### Brief
Take the material below and output exactly the run of lines from the one containing "Potentials or basis: VASP" down to the one containing "23.83 Å³/atom.", with both included.

### Data for review
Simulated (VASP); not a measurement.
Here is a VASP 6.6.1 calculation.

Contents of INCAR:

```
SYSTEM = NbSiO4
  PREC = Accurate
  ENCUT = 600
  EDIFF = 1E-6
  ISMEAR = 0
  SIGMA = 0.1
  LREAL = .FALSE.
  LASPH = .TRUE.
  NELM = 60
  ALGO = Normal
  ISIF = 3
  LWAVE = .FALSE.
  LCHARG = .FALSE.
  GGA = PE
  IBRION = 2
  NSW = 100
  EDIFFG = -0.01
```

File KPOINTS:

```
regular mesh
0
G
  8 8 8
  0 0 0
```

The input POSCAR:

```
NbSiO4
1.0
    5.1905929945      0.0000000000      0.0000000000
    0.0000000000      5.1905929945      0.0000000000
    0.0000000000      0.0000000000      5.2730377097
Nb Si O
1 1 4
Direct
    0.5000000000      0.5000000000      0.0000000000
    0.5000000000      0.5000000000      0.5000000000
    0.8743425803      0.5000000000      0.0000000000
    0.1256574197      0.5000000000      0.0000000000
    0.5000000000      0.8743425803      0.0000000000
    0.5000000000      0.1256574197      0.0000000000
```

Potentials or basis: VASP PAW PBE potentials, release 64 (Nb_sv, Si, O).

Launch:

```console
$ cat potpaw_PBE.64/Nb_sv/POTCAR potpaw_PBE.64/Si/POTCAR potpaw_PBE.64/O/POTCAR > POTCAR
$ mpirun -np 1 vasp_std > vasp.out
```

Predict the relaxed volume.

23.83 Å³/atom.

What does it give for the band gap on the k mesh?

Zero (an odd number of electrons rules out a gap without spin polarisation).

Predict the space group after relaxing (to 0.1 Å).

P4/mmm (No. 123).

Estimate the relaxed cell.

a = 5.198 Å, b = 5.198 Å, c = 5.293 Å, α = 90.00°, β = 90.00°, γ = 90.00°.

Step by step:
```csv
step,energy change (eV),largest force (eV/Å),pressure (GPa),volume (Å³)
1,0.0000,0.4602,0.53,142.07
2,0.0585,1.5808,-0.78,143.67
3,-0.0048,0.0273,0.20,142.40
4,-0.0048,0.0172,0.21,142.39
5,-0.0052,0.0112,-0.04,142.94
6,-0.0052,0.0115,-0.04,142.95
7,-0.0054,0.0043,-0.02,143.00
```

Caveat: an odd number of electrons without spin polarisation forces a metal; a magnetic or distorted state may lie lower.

### Task answer
Potentials or basis: VASP PAW PBE potentials, release 64 (Nb_sv, Si, O).

Launch:

```console
$ cat potpaw_PBE.64/Nb_sv/POTCAR potpaw_PBE.64/Si/POTCAR potpaw_PBE.64/O/POTCAR > POTCAR
$ mpirun -np 1 vasp_std > vasp.out
```

Predict the relaxed volume.

23.83 Å³/atom.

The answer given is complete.